§ EXERCISE:
Please return the whole listing exactly.

§ INFORMATION PROVIDED:
- Opening Delimiter -

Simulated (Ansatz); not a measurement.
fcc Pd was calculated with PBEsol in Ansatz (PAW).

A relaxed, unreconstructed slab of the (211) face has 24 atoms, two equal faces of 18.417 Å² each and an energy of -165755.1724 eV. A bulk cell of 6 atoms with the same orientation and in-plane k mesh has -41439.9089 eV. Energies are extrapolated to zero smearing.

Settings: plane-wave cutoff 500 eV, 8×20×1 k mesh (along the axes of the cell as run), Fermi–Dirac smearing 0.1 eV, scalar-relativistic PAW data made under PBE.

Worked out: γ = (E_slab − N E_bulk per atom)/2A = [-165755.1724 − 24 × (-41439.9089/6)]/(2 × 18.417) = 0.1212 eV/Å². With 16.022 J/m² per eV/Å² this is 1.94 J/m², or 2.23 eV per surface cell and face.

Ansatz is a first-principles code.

- Closing Delimiter -

§ EXERCISE SOLUTION:
Simulated (Ansatz); not a measurement.
fcc Pd was calculated with PBEsol in Ansatz (PAW).

A relaxed, unreconstructed slab of the (211) face has 24 atoms, two equal faces of 18.417 Å² each and an energy of -165755.1724 eV. A bulk cell of 6 atoms with the same orientation and in-plane k mesh has -41439.9089 eV. Energies are extrapolated to zero smearing.

Settings: plane-wave cutoff 500 eV, 8×20×1 k mesh (along the axes of the cell as run), Fermi–Dirac smearing 0.1 eV, scalar-relativistic PAW data made under PBE.

Worked out: γ = (E_slab − N E_bulk per atom)/2A = [-165755.1724 − 24 × (-41439.9089/6)]/(2 × 18.417) = 0.1212 eV/Å². With 16.022 J/m² per eV/Å² this is 1.94 J/m², or 2.23 eV per surface cell and face.

Ansatz is a first-principles code.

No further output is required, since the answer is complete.